[Information supplied]
# # # #

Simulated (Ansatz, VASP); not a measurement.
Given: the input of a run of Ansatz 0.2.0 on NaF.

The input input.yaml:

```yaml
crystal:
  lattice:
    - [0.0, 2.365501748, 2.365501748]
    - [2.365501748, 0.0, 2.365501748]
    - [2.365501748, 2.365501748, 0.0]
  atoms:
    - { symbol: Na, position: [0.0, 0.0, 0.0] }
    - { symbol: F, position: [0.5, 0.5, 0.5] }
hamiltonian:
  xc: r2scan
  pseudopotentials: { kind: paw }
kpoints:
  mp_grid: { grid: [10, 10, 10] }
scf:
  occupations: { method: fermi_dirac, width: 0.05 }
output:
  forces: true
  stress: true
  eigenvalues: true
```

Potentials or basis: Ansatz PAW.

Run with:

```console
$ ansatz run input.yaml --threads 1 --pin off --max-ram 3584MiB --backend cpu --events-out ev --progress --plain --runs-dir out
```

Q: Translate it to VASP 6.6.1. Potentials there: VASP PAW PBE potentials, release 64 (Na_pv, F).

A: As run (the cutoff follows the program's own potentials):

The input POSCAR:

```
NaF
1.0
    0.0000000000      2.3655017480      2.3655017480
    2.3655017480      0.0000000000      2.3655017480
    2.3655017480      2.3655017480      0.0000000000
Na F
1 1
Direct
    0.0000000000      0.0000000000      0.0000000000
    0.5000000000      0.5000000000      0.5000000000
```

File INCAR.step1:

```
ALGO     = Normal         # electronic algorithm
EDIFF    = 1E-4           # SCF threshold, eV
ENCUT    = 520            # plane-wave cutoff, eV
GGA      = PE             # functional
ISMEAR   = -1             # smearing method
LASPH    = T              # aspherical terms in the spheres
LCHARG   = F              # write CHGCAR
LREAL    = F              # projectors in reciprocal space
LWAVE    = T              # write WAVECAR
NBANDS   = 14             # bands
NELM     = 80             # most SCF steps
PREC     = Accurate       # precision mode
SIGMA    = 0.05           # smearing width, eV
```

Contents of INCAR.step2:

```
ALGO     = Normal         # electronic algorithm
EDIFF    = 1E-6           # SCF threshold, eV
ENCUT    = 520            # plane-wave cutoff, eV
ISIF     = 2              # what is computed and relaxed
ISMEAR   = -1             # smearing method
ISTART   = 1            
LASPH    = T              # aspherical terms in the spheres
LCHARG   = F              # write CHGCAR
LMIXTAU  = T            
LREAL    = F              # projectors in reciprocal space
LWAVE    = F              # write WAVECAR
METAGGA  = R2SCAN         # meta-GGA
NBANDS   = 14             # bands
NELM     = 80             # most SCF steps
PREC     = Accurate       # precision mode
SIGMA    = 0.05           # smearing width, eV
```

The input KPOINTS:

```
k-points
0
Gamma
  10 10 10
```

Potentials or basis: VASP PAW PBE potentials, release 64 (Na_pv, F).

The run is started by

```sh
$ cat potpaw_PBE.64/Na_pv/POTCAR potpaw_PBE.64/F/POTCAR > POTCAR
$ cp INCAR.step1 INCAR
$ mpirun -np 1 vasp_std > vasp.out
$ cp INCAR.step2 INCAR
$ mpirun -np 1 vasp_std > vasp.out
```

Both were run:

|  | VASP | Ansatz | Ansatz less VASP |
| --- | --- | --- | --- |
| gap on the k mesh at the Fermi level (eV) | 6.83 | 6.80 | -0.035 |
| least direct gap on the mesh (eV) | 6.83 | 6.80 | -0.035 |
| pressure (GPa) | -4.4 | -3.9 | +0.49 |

# # # #

[Work request] What you output must match the lines from the beginning of the material through the line with "Potentials or basis: Ansatz PAW." exactly, both ends included.

[Response]
Simulated (Ansatz, VASP); not a measurement.
Given: the input of a run of Ansatz 0.2.0 on NaF.

The input input.yaml:

```yaml
crystal:
  lattice:
    - [0.0, 2.365501748, 2.365501748]
    - [2.365501748, 0.0, 2.365501748]
    - [2.365501748, 2.365501748, 0.0]
  atoms:
    - { symbol: Na, position: [0.0, 0.0, 0.0] }
    - { symbol: F, position: [0.5, 0.5, 0.5] }
hamiltonian:
  xc: r2scan
  pseudopotentials: { kind: paw }
kpoints:
  mp_grid: { grid: [10, 10, 10] }
scf:
  occupations: { method: fermi_dirac, width: 0.05 }
output:
  forces: true
  stress: true
  eigenvalues: true
```

Potentials or basis: Ansatz PAW.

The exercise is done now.